* ASSIGNED TASK: Print the first line of the material below and each line after it, exactly as written, ending with the line that contains "All runs: NWChem.".

[Opening THE DATA section]

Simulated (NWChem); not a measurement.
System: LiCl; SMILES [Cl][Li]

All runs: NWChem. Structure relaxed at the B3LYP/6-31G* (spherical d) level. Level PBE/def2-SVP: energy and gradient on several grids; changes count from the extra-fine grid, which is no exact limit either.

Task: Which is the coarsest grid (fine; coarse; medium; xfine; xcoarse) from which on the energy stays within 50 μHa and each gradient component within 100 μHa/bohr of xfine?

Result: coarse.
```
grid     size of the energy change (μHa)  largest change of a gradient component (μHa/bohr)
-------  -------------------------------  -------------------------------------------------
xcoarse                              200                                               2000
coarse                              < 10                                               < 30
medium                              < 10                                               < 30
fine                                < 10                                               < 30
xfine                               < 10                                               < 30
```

[Closing THE DATA section]

* RESPONSE BOX:
Simulated (NWChem); not a measurement.
System: LiCl; SMILES [Cl][Li]

All runs: NWChem. Structure relaxed at the B3LYP/6-31G* (spherical d) level. Level PBE/def2-SVP: energy and gradient on several grids; changes count from the extra-fine grid, which is no exact limit either.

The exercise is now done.